Data for analysis:
☆ ☆ ☆ ☆
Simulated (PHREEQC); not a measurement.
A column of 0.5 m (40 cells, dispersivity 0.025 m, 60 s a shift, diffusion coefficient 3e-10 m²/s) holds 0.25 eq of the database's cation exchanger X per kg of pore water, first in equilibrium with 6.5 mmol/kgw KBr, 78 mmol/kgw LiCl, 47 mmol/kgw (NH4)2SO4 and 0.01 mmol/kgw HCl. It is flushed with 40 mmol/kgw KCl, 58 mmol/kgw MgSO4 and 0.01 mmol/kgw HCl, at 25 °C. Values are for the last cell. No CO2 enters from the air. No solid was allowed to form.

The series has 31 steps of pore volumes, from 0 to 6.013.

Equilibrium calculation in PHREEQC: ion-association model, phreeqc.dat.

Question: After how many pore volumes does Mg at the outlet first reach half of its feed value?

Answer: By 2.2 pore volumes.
☆ ☆ ☆ ☆

Brief: The response should hold exactly the lines starting at the line with "A column of" and ending at the line with "Question: After how", and no other line of the material above.

Task answer:
A column of 0.5 m (40 cells, dispersivity 0.025 m, 60 s a shift, diffusion coefficient 3e-10 m²/s) holds 0.25 eq of the database's cation exchanger X per kg of pore water, first in equilibrium with 6.5 mmol/kgw KBr, 78 mmol/kgw LiCl, 47 mmol/kgw (NH4)2SO4 and 0.01 mmol/kgw HCl. It is flushed with 40 mmol/kgw KCl, 58 mmol/kgw MgSO4 and 0.01 mmol/kgw HCl, at 25 °C. Values are for the last cell. No CO2 enters from the air. No solid was allowed to form.

The series has 31 steps of pore volumes, from 0 to 6.013.

Equilibrium calculation in PHREEQC: ion-association model, phreeqc.dat.

Question: After how many pore volumes does Mg at the outlet first reach half of its feed value?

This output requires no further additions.